Data to examine>
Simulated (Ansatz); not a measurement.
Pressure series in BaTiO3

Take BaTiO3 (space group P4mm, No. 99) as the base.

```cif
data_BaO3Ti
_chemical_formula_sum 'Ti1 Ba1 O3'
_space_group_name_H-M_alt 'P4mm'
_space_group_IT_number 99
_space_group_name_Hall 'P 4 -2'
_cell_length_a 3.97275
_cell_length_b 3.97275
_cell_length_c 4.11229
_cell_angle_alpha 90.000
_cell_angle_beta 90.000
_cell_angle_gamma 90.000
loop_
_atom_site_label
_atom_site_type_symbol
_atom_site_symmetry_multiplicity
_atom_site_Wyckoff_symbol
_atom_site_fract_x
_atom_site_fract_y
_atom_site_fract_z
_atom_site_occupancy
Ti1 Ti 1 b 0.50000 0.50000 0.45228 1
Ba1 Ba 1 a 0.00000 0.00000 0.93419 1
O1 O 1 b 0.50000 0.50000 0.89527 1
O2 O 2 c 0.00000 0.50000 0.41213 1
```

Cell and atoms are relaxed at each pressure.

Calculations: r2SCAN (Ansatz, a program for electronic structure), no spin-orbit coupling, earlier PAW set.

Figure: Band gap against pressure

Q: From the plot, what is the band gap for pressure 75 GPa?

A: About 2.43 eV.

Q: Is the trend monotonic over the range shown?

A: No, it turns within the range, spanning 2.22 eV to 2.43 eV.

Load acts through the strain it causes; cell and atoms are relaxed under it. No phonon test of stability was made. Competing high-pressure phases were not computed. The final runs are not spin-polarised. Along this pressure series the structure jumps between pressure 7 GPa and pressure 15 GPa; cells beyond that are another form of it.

Assigned task> What you return should be exactly the lines above, starting at the one with "Q: Is the trend" and ending at the one with "A: No, it turns", and nothing else.

Written answer>
Q: Is the trend monotonic over the range shown?

A: No, it turns within the range, spanning 2.22 eV to 2.43 eV.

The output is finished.